Below are entries; print them exactly from the first line through the one containing "Open shells are".

────────────────

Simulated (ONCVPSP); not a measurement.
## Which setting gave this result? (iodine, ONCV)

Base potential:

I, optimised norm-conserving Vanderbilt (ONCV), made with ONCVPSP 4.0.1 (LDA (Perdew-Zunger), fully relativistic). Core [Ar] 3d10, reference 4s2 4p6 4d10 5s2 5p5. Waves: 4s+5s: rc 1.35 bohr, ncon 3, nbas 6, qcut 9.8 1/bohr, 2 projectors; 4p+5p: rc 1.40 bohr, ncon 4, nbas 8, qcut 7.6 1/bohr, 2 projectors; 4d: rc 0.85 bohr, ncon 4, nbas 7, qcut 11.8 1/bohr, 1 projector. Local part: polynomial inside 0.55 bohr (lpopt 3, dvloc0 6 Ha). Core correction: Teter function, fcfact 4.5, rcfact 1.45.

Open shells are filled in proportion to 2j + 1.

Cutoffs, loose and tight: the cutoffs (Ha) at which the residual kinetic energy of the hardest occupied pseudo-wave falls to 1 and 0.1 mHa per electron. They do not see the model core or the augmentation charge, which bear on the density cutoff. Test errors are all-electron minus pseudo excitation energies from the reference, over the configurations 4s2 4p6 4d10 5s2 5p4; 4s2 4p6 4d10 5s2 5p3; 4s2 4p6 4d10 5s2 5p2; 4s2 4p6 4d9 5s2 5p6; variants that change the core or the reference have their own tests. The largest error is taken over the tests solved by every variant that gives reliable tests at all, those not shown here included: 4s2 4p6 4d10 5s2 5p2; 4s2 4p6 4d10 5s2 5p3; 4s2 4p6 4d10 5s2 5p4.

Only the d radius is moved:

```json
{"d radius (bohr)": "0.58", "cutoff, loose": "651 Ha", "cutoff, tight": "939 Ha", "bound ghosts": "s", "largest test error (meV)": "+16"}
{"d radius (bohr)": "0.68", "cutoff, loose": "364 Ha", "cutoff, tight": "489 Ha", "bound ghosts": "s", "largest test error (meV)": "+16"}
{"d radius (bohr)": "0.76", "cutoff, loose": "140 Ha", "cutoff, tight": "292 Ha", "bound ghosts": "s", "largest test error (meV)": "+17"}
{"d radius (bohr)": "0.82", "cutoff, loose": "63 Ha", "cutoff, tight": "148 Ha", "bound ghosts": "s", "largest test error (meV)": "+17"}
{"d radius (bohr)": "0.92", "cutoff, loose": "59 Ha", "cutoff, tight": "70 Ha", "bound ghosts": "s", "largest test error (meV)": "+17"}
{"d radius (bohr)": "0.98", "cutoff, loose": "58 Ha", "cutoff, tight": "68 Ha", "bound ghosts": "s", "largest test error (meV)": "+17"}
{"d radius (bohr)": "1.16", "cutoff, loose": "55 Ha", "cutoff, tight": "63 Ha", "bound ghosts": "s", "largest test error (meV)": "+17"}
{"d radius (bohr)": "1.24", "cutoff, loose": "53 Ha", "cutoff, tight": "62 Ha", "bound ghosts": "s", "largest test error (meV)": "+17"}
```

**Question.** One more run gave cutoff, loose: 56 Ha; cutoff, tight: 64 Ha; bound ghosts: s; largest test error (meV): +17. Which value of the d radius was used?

────────────────

- [Task solution]:
Simulated (ONCVPSP); not a measurement.
## Which setting gave this result? (iodine, ONCV)

Base potential:

I, optimised norm-conserving Vanderbilt (ONCV), made with ONCVPSP 4.0.1 (LDA (Perdew-Zunger), fully relativistic). Core [Ar] 3d10, reference 4s2 4p6 4d10 5s2 5p5. Waves: 4s+5s: rc 1.35 bohr, ncon 3, nbas 6, qcut 9.8 1/bohr, 2 projectors; 4p+5p: rc 1.40 bohr, ncon 4, nbas 8, qcut 7.6 1/bohr, 2 projectors; 4d: rc 0.85 bohr, ncon 4, nbas 7, qcut 11.8 1/bohr, 1 projector. Local part: polynomial inside 0.55 bohr (lpopt 3, dvloc0 6 Ha). Core correction: Teter function, fcfact 4.5, rcfact 1.45.

Open shells are filled in proportion to 2j + 1.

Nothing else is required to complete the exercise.